++++

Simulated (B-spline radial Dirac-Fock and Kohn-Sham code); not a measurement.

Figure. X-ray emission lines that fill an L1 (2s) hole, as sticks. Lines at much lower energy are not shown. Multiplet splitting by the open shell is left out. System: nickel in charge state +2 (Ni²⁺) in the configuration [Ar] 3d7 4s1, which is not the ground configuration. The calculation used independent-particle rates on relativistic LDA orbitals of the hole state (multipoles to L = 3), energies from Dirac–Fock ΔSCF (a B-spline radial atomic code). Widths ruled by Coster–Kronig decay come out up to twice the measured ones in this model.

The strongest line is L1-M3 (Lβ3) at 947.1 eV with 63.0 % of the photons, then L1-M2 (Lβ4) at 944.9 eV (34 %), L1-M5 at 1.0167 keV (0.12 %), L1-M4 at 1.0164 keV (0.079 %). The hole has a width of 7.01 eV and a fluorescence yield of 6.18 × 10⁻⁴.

++++

▶ [Work request]
Only the lines from the beginning of the material above through the line with "Figure. X-ray emission" are wanted; extract them exactly.

▶ [Result]
Simulated (B-spline radial Dirac-Fock and Kohn-Sham code); not a measurement.

Figure. X-ray emission lines that fill an L1 (2s) hole, as sticks. Lines at much lower energy are not shown. Multiplet splitting by the open shell is left out. System: nickel in charge state +2 (Ni²⁺) in the configuration [Ar] 3d7 4s1, which is not the ground configuration. The calculation used independent-particle rates on relativistic LDA orbitals of the hole state (multipoles to L = 3), energies from Dirac–Fock ΔSCF (a B-spline radial atomic code). Widths ruled by Coster–Kronig decay come out up to twice the measured ones in this model.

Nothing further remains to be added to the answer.